▼

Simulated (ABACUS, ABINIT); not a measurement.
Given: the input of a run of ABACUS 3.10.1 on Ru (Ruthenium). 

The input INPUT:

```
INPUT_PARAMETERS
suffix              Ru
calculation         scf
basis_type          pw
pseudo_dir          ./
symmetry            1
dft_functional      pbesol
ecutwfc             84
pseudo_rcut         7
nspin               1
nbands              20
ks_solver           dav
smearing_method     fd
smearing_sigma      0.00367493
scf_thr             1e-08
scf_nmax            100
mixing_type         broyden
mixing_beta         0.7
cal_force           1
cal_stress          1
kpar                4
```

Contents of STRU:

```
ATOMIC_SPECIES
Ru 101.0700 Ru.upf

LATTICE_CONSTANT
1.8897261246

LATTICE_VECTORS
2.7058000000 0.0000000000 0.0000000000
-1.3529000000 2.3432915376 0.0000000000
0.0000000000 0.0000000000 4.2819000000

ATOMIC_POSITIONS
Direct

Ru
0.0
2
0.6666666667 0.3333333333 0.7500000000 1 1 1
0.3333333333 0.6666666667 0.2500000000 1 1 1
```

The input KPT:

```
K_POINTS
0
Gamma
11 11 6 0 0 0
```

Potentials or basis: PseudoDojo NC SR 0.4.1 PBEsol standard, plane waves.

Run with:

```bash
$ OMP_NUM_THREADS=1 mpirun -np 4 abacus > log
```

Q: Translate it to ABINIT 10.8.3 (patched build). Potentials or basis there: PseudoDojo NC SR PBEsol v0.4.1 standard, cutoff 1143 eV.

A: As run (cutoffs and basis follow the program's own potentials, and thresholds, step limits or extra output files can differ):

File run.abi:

▲

- **Work order**:
Reproduce verbatim the range of lines that opens the records and closes with the line containing "A: As run (cutoffs". Omit everything after it.

- **Solution**:
Simulated (ABACUS, ABINIT); not a measurement.
Given: the input of a run of ABACUS 3.10.1 on Ru (Ruthenium). 

The input INPUT:

```
INPUT_PARAMETERS
suffix              Ru
calculation         scf
basis_type          pw
pseudo_dir          ./
symmetry            1
dft_functional      pbesol
ecutwfc             84
pseudo_rcut         7
nspin               1
nbands              20
ks_solver           dav
smearing_method     fd
smearing_sigma      0.00367493
scf_thr             1e-08
scf_nmax            100
mixing_type         broyden
mixing_beta         0.7
cal_force           1
cal_stress          1
kpar                4
```

Contents of STRU:

```
ATOMIC_SPECIES
Ru 101.0700 Ru.upf

LATTICE_CONSTANT
1.8897261246

LATTICE_VECTORS
2.7058000000 0.0000000000 0.0000000000
-1.3529000000 2.3432915376 0.0000000000
0.0000000000 0.0000000000 4.2819000000

ATOMIC_POSITIONS
Direct

Ru
0.0
2
0.6666666667 0.3333333333 0.7500000000 1 1 1
0.3333333333 0.6666666667 0.2500000000 1 1 1
```

The input KPT:

```
K_POINTS
0
Gamma
11 11 6 0 0 0
```

Potentials or basis: PseudoDojo NC SR 0.4.1 PBEsol standard, plane waves.

Run with:

```bash
$ OMP_NUM_THREADS=1 mpirun -np 4 abacus > log
```

Q: Translate it to ABINIT 10.8.3 (patched build). Potentials or basis there: PseudoDojo NC SR PBEsol v0.4.1 standard, cutoff 1143 eV.

A: As run (cutoffs and basis follow the program's own potentials, and thresholds, step limits or extra output files can differ):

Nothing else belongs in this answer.